--- Data supplied Enclosed Below ---
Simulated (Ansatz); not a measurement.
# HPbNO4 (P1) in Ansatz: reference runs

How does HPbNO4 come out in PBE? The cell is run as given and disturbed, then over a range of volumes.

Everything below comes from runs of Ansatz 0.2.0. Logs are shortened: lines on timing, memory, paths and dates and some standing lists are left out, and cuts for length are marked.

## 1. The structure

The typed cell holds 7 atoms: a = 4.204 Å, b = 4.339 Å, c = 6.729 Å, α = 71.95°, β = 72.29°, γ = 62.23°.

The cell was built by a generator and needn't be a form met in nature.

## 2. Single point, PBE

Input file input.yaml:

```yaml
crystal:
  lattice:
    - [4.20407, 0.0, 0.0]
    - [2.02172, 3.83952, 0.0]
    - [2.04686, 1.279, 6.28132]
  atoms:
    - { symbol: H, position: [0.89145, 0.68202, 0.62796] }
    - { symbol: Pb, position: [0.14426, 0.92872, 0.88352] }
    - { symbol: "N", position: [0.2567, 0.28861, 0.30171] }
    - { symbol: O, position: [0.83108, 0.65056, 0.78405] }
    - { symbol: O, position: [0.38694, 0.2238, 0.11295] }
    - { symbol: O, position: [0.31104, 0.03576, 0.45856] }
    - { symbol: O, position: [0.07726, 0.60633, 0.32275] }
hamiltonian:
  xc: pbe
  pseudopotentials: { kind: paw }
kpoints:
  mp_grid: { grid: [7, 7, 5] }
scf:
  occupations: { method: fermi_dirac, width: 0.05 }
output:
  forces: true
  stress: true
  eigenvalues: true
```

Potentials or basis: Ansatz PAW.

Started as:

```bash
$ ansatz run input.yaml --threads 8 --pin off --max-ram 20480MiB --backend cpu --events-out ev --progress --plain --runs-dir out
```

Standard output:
--- End of Enclosed Data supplied ---

## Work instruction
Each line from the beginning of the listing up to the line where "The typed cell" appears needs to be given again exactly; please add nothing else.

## Response
Simulated (Ansatz); not a measurement.
# HPbNO4 (P1) in Ansatz: reference runs

How does HPbNO4 come out in PBE? The cell is run as given and disturbed, then over a range of volumes.

Everything below comes from runs of Ansatz 0.2.0. Logs are shortened: lines on timing, memory, paths and dates and some standing lists are left out, and cuts for length are marked.

## 1. The structure

The typed cell holds 7 atoms: a = 4.204 Å, b = 4.339 Å, c = 6.729 Å, α = 71.95°, β = 72.29°, γ = 62.23°.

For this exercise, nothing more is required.